=== Section Start ===
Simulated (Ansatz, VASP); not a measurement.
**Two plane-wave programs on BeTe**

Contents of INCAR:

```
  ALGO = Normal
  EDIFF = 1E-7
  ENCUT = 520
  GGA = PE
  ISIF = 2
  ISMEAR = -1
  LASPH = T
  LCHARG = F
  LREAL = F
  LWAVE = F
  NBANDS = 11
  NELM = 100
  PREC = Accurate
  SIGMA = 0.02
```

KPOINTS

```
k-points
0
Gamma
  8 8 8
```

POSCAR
=== Section End ===

• [Requirement] A complete, exact copy of the entries is required.

• [Your solution]
Simulated (Ansatz, VASP); not a measurement.
**Two plane-wave programs on BeTe**

Contents of INCAR:

```
  ALGO = Normal
  EDIFF = 1E-7
  ENCUT = 520
  GGA = PE
  ISIF = 2
  ISMEAR = -1
  LASPH = T
  LCHARG = F
  LREAL = F
  LWAVE = F
  NBANDS = 11
  NELM = 100
  PREC = Accurate
  SIGMA = 0.02
```

KPOINTS

```
k-points
0
Gamma
  8 8 8
```

POSCAR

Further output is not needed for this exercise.